DATA RECORDS –
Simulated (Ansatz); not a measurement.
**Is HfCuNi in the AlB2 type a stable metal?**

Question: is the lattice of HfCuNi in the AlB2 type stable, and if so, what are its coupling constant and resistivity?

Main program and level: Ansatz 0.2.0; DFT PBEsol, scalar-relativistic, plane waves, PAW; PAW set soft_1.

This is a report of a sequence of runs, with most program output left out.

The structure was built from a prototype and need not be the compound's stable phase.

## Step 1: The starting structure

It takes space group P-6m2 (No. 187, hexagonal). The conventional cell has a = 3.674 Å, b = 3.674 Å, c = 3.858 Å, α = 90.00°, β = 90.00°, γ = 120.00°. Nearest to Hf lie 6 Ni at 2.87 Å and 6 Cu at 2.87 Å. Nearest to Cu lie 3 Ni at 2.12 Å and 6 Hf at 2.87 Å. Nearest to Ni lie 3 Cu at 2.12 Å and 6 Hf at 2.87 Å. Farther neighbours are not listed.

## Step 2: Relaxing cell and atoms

ACTION ITEM – In the entries above, find the line holding "Question: is the" and the line holding "Main program and"; print both of them and every line between, exactly, and nothing else.

TASK ANSWER –
Question: is the lattice of HfCuNi in the AlB2 type stable, and if so, what are its coupling constant and resistivity?

Main program and level: Ansatz 0.2.0; DFT PBEsol, scalar-relativistic, plane waves, PAW; PAW set soft_1.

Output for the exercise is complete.